§ **Work request**:
Retype every record that appears below, unchanged.

**** Recorded information ****

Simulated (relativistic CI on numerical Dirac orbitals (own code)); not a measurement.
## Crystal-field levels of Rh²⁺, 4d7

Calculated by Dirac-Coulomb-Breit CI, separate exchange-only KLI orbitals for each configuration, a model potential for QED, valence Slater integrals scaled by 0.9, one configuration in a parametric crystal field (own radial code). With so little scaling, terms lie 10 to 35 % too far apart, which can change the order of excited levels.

****

§ **Exercise response**:
Simulated (relativistic CI on numerical Dirac orbitals (own code)); not a measurement.
## Crystal-field levels of Rh²⁺, 4d7

Calculated by Dirac-Coulomb-Breit CI, separate exchange-only KLI orbitals for each configuration, a model potential for QED, valence Slater integrals scaled by 0.9, one configuration in a parametric crystal field (own radial code). With so little scaling, terms lie 10 to 35 % too far apart, which can change the order of excited levels.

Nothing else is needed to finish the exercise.